(WORK TASK)
Each line of the material, from the first through the one containing "Method: PBE (Ansatz, a", is to be written out exactly.

(PROVIDED RECORDS)
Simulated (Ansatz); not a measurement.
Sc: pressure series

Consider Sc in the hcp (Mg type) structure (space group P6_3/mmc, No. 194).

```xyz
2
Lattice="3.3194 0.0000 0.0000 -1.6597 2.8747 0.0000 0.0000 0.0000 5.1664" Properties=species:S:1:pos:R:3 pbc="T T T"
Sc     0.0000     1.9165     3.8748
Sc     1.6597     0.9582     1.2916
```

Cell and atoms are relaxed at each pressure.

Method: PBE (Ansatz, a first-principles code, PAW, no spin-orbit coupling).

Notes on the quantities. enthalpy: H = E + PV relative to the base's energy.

(WRITTEN ANSWER)
Simulated (Ansatz); not a measurement.
Sc: pressure series

Consider Sc in the hcp (Mg type) structure (space group P6_3/mmc, No. 194).

```xyz
2
Lattice="3.3194 0.0000 0.0000 -1.6597 2.8747 0.0000 0.0000 0.0000 5.1664" Properties=species:S:1:pos:R:3 pbc="T T T"
Sc     0.0000     1.9165     3.8748
Sc     1.6597     0.9582     1.2916
```

Cell and atoms are relaxed at each pressure.

Method: PBE (Ansatz, a first-principles code, PAW, no spin-orbit coupling).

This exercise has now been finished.